Work task = Reproduce the data in full, exactly.

Dataset =
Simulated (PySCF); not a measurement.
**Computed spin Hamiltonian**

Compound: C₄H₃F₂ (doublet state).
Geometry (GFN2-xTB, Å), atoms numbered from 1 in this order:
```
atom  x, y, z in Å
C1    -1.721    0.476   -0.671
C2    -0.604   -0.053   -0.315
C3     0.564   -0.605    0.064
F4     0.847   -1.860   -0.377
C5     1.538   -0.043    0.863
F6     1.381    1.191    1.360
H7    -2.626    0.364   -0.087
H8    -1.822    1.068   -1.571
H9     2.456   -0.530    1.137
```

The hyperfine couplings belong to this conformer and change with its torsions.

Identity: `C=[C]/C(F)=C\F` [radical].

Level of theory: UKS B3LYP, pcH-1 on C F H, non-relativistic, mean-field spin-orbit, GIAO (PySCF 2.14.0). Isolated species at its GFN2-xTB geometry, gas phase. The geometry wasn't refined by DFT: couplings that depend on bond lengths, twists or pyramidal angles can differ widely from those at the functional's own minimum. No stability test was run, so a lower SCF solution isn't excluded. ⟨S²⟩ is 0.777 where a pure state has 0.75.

Reply =
Simulated (PySCF); not a measurement.
**Computed spin Hamiltonian**

Compound: C₄H₃F₂ (doublet state).
Geometry (GFN2-xTB, Å), atoms numbered from 1 in this order:
```
atom  x, y, z in Å
C1    -1.721    0.476   -0.671
C2    -0.604   -0.053   -0.315
C3     0.564   -0.605    0.064
F4     0.847   -1.860   -0.377
C5     1.538   -0.043    0.863
F6     1.381    1.191    1.360
H7    -2.626    0.364   -0.087
H8    -1.822    1.068   -1.571
H9     2.456   -0.530    1.137
```

The hyperfine couplings belong to this conformer and change with its torsions.

Identity: `C=[C]/C(F)=C\F` [radical].

Level of theory: UKS B3LYP, pcH-1 on C F H, non-relativistic, mean-field spin-orbit, GIAO (PySCF 2.14.0). Isolated species at its GFN2-xTB geometry, gas phase. The geometry wasn't refined by DFT: couplings that depend on bond lengths, twists or pyramidal angles can differ widely from those at the functional's own minimum. No stability test was run, so a lower SCF solution isn't excluded. ⟨S²⟩ is 0.777 where a pure state has 0.75.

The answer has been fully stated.